ACTIVITY: Copy the listing below in full, exactly.

SUPPLIED MATERIAL:
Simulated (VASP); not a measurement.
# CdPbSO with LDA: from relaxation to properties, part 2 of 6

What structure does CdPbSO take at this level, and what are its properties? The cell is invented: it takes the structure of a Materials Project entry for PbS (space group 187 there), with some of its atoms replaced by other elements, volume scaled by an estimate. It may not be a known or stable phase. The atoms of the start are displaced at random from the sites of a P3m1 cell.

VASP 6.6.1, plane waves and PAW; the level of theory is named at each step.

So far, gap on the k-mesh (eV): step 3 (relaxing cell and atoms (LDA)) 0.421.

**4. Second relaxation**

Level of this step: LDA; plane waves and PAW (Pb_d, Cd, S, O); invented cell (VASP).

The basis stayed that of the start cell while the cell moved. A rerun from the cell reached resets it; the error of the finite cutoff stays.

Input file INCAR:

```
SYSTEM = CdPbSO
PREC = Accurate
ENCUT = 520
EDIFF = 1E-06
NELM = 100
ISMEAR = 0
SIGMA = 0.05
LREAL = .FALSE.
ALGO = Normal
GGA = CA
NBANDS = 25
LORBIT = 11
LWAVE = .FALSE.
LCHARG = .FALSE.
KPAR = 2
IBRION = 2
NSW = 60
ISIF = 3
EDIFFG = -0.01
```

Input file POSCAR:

TASK ANSWER:
Simulated (VASP); not a measurement.
# CdPbSO with LDA: from relaxation to properties, part 2 of 6

What structure does CdPbSO take at this level, and what are its properties? The cell is invented: it takes the structure of a Materials Project entry for PbS (space group 187 there), with some of its atoms replaced by other elements, volume scaled by an estimate. It may not be a known or stable phase. The atoms of the start are displaced at random from the sites of a P3m1 cell.

VASP 6.6.1, plane waves and PAW; the level of theory is named at each step.

So far, gap on the k-mesh (eV): step 3 (relaxing cell and atoms (LDA)) 0.421.

**4. Second relaxation**

Level of this step: LDA; plane waves and PAW (Pb_d, Cd, S, O); invented cell (VASP).

The basis stayed that of the start cell while the cell moved. A rerun from the cell reached resets it; the error of the finite cutoff stays.

Input file INCAR:

```
SYSTEM = CdPbSO
PREC = Accurate
ENCUT = 520
EDIFF = 1E-06
NELM = 100
ISMEAR = 0
SIGMA = 0.05
LREAL = .FALSE.
ALGO = Normal
GGA = CA
NBANDS = 25
LORBIT = 11
LWAVE = .FALSE.
LCHARG = .FALSE.
KPAR = 2
IBRION = 2
NSW = 60
ISIF = 3
EDIFFG = -0.01
```

Input file POSCAR:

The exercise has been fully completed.